● INFORMATION PROVIDED:
»»

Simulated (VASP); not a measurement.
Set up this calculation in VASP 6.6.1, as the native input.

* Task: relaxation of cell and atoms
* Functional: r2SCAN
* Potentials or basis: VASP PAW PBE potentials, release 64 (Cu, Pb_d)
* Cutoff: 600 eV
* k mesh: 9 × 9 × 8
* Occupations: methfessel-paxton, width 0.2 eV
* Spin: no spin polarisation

««

● WORK TASK: Go through the data above and copy all of it exactly.

● WRITTEN ANSWER:
Simulated (VASP); not a measurement.
Set up this calculation in VASP 6.6.1, as the native input.

* Task: relaxation of cell and atoms
* Functional: r2SCAN
* Potentials or basis: VASP PAW PBE potentials, release 64 (Cu, Pb_d)
* Cutoff: 600 eV
* k mesh: 9 × 9 × 8
* Occupations: methfessel-paxton, width 0.2 eV
* Spin: no spin polarisation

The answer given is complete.